### Material shown
<<<<
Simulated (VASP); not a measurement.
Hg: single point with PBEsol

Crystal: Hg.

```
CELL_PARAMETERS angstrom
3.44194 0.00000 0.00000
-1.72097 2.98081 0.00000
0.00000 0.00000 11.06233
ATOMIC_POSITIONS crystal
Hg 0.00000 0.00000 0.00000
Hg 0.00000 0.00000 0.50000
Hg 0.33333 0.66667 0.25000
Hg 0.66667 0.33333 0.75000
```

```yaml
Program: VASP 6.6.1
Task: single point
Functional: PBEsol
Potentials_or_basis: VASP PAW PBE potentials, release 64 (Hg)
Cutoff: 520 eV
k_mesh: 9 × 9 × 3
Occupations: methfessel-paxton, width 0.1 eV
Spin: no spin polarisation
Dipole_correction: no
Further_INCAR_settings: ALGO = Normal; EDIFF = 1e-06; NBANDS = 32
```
>>>>

### Assignment
Return the listing above in full, character for character.

### Expected answer
Simulated (VASP); not a measurement.
Hg: single point with PBEsol

Crystal: Hg.

```
CELL_PARAMETERS angstrom
3.44194 0.00000 0.00000
-1.72097 2.98081 0.00000
0.00000 0.00000 11.06233
ATOMIC_POSITIONS crystal
Hg 0.00000 0.00000 0.00000
Hg 0.00000 0.00000 0.50000
Hg 0.33333 0.66667 0.25000
Hg 0.66667 0.33333 0.75000
```

```yaml
Program: VASP 6.6.1
Task: single point
Functional: PBEsol
Potentials_or_basis: VASP PAW PBE potentials, release 64 (Hg)
Cutoff: 520 eV
k_mesh: 9 × 9 × 3
Occupations: methfessel-paxton, width 0.1 eV
Spin: no spin polarisation
Dipole_correction: no
Further_INCAR_settings: ALGO = Normal; EDIFF = 1e-06; NBANDS = 32
```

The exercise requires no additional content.